→ Material provided

*****

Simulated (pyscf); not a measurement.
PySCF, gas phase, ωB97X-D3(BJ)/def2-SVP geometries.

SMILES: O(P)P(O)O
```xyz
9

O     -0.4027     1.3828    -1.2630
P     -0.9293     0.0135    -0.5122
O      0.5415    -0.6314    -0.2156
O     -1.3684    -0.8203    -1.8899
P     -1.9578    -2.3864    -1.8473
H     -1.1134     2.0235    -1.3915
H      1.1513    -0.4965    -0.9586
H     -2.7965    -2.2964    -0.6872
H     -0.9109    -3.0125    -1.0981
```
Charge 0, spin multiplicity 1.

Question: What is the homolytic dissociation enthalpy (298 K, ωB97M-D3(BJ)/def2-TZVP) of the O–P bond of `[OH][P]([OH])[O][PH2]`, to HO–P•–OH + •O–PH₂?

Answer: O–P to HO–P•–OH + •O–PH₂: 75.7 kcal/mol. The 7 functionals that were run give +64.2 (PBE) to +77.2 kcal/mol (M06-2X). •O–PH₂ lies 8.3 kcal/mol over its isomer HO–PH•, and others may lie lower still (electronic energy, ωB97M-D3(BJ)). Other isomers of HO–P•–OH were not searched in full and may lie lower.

*****

→ Work task
Please copy the lines in the records above between the one holding "PySCF, gas phase, ωB97X-D3(BJ)/def2-SVP" and the one holding "Question: What is", inclusive, exactly and with no other line.

→ Exercise answer
PySCF, gas phase, ωB97X-D3(BJ)/def2-SVP geometries.

SMILES: O(P)P(O)O
```xyz
9

O     -0.4027     1.3828    -1.2630
P     -0.9293     0.0135    -0.5122
O      0.5415    -0.6314    -0.2156
O     -1.3684    -0.8203    -1.8899
P     -1.9578    -2.3864    -1.8473
H     -1.1134     2.0235    -1.3915
H      1.1513    -0.4965    -0.9586
H     -2.7965    -2.2964    -0.6872
H     -0.9109    -3.0125    -1.0981
```
Charge 0, spin multiplicity 1.

Question: What is the homolytic dissociation enthalpy (298 K, ωB97M-D3(BJ)/def2-TZVP) of the O–P bond of `[OH][P]([OH])[O][PH2]`, to HO–P•–OH + •O–PH₂?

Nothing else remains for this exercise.